# WORK ORDER
How do the records below read from their first line through the line containing "the processes computed."? Write those lines out exactly.

# RECORDED DATA
○ ○ ○ ○ ○ ○ ○

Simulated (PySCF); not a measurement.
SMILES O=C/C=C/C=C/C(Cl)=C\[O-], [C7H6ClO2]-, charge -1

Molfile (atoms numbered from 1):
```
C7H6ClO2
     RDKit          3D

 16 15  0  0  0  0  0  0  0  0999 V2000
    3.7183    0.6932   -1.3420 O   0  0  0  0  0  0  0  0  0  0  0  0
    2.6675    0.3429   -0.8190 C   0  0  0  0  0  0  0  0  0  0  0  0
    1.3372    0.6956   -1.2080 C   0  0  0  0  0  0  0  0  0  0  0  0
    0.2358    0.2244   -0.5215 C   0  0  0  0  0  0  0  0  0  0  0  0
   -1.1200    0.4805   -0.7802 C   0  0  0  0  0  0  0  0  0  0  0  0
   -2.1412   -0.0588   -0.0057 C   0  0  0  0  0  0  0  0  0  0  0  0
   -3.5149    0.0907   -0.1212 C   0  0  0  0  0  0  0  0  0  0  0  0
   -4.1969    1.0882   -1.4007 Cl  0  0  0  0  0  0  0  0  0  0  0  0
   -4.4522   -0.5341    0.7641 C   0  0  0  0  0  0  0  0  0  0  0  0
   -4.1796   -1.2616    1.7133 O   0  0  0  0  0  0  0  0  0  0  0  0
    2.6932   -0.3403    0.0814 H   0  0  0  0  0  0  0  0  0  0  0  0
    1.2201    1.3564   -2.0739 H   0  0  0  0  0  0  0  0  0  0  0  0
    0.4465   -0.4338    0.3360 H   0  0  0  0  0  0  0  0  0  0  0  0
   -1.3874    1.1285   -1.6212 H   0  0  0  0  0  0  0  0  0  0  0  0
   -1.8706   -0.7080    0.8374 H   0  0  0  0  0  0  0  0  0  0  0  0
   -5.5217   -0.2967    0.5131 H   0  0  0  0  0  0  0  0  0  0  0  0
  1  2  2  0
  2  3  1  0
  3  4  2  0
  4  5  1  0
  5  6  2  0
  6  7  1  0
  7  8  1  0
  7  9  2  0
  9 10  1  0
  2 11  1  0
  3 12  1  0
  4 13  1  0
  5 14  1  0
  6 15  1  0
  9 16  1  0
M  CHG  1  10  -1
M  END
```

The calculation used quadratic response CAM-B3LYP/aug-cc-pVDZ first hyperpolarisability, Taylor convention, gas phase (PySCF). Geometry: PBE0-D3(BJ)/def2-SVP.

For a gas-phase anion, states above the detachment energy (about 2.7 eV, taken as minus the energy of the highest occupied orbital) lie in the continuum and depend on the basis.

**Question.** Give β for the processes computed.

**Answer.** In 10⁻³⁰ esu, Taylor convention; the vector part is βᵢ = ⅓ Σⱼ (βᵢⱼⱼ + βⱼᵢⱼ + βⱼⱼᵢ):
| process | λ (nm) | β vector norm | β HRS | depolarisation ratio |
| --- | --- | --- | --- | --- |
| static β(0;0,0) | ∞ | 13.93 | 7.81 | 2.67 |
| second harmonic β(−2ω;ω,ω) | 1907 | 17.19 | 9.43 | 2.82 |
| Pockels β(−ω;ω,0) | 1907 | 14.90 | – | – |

○ ○ ○ ○ ○ ○ ○

# ANSWER AREA
Simulated (PySCF); not a measurement.
SMILES O=C/C=C/C=C/C(Cl)=C\[O-], [C7H6ClO2]-, charge -1

Molfile (atoms numbered from 1):
```
C7H6ClO2
     RDKit          3D

 16 15  0  0  0  0  0  0  0  0999 V2000
    3.7183    0.6932   -1.3420 O   0  0  0  0  0  0  0  0  0  0  0  0
    2.6675    0.3429   -0.8190 C   0  0  0  0  0  0  0  0  0  0  0  0
    1.3372    0.6956   -1.2080 C   0  0  0  0  0  0  0  0  0  0  0  0
    0.2358    0.2244   -0.5215 C   0  0  0  0  0  0  0  0  0  0  0  0
   -1.1200    0.4805   -0.7802 C   0  0  0  0  0  0  0  0  0  0  0  0
   -2.1412   -0.0588   -0.0057 C   0  0  0  0  0  0  0  0  0  0  0  0
   -3.5149    0.0907   -0.1212 C   0  0  0  0  0  0  0  0  0  0  0  0
   -4.1969    1.0882   -1.4007 Cl  0  0  0  0  0  0  0  0  0  0  0  0
   -4.4522   -0.5341    0.7641 C   0  0  0  0  0  0  0  0  0  0  0  0
   -4.1796   -1.2616    1.7133 O   0  0  0  0  0  0  0  0  0  0  0  0
    2.6932   -0.3403    0.0814 H   0  0  0  0  0  0  0  0  0  0  0  0
    1.2201    1.3564   -2.0739 H   0  0  0  0  0  0  0  0  0  0  0  0
    0.4465   -0.4338    0.3360 H   0  0  0  0  0  0  0  0  0  0  0  0
   -1.3874    1.1285   -1.6212 H   0  0  0  0  0  0  0  0  0  0  0  0
   -1.8706   -0.7080    0.8374 H   0  0  0  0  0  0  0  0  0  0  0  0
   -5.5217   -0.2967    0.5131 H   0  0  0  0  0  0  0  0  0  0  0  0
  1  2  2  0
  2  3  1  0
  3  4  2  0
  4  5  1  0
  5  6  2  0
  6  7  1  0
  7  8  1  0
  7  9  2  0
  9 10  1  0
  2 11  1  0
  3 12  1  0
  4 13  1  0
  5 14  1  0
  6 15  1  0
  9 16  1  0
M  CHG  1  10  -1
M  END
```

The calculation used quadratic response CAM-B3LYP/aug-cc-pVDZ first hyperpolarisability, Taylor convention, gas phase (PySCF). Geometry: PBE0-D3(BJ)/def2-SVP.

For a gas-phase anion, states above the detachment energy (about 2.7 eV, taken as minus the energy of the highest occupied orbital) lie in the continuum and depend on the basis.

**Question.** Give β for the processes computed.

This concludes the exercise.